- Opening Delimiter -
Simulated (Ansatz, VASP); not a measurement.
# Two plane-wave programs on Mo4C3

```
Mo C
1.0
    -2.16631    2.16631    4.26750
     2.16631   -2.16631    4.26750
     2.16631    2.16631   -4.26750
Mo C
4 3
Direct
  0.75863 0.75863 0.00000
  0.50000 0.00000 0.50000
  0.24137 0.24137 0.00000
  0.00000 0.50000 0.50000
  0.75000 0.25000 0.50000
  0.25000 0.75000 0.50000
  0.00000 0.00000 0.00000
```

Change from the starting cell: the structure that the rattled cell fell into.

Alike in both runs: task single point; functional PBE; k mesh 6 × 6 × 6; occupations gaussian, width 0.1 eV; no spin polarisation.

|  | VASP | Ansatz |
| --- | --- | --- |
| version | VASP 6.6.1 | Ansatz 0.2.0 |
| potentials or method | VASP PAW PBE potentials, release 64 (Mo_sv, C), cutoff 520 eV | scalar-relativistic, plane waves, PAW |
- Closing Delimiter -

_Work order_: In full and exactly as written, repeat the data.

_Response area_:
Simulated (Ansatz, VASP); not a measurement.
# Two plane-wave programs on Mo4C3

```
Mo C
1.0
    -2.16631    2.16631    4.26750
     2.16631   -2.16631    4.26750
     2.16631    2.16631   -4.26750
Mo C
4 3
Direct
  0.75863 0.75863 0.00000
  0.50000 0.00000 0.50000
  0.24137 0.24137 0.00000
  0.00000 0.50000 0.50000
  0.75000 0.25000 0.50000
  0.25000 0.75000 0.50000
  0.00000 0.00000 0.00000
```

Change from the starting cell: the structure that the rattled cell fell into.

Alike in both runs: task single point; functional PBE; k mesh 6 × 6 × 6; occupations gaussian, width 0.1 eV; no spin polarisation.

|  | VASP | Ansatz |
| --- | --- | --- |
| version | VASP 6.6.1 | Ansatz 0.2.0 |
| potentials or method | VASP PAW PBE potentials, release 64 (Mo_sv, C), cutoff 520 eV | scalar-relativistic, plane waves, PAW |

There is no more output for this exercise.